* [WORK INSTRUCTION]
What you return must be the complete listing, unchanged.

━━ DATA EXCERPTS

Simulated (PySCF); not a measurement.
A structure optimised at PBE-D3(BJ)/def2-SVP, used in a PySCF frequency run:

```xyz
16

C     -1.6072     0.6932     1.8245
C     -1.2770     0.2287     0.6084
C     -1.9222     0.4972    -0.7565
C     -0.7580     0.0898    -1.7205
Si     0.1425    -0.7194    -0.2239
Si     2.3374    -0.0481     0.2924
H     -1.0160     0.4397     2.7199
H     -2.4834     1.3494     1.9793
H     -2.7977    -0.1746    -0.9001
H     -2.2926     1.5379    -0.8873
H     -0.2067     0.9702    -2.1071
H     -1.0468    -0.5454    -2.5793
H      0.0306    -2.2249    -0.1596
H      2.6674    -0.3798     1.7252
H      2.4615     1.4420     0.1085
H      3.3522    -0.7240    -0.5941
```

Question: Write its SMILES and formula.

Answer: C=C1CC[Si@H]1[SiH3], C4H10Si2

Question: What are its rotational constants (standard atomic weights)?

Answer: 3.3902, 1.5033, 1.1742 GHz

━━━━

* [TASK RESULT]
Simulated (PySCF); not a measurement.
A structure optimised at PBE-D3(BJ)/def2-SVP, used in a PySCF frequency run:

```xyz
16

C     -1.6072     0.6932     1.8245
C     -1.2770     0.2287     0.6084
C     -1.9222     0.4972    -0.7565
C     -0.7580     0.0898    -1.7205
Si     0.1425    -0.7194    -0.2239
Si     2.3374    -0.0481     0.2924
H     -1.0160     0.4397     2.7199
H     -2.4834     1.3494     1.9793
H     -2.7977    -0.1746    -0.9001
H     -2.2926     1.5379    -0.8873
H     -0.2067     0.9702    -2.1071
H     -1.0468    -0.5454    -2.5793
H      0.0306    -2.2249    -0.1596
H      2.6674    -0.3798     1.7252
H      2.4615     1.4420     0.1085
H      3.3522    -0.7240    -0.5941
```

Question: Write its SMILES and formula.

Answer: C=C1CC[Si@H]1[SiH3], C4H10Si2

Question: What are its rotational constants (standard atomic weights)?

Answer: 3.3902, 1.5033, 1.1742 GHz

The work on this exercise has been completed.